------------------------------------

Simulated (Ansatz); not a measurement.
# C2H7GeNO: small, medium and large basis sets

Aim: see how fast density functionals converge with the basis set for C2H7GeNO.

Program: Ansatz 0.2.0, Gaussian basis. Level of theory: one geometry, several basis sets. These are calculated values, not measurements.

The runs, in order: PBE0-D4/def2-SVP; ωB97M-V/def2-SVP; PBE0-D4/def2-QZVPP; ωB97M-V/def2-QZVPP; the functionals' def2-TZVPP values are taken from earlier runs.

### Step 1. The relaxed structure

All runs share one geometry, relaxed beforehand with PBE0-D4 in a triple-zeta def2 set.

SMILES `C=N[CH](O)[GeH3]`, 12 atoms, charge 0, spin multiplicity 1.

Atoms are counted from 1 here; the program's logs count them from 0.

------------------------------------

Requirement:
Start with the first line of the data and print every line exactly. The line containing "Program: Ansatz 0.2.0, Gaussian" is the last one to include.

Task response:
Simulated (Ansatz); not a measurement.
# C2H7GeNO: small, medium and large basis sets

Aim: see how fast density functionals converge with the basis set for C2H7GeNO.

Program: Ansatz 0.2.0, Gaussian basis. Level of theory: one geometry, several basis sets. These are calculated values, not measurements.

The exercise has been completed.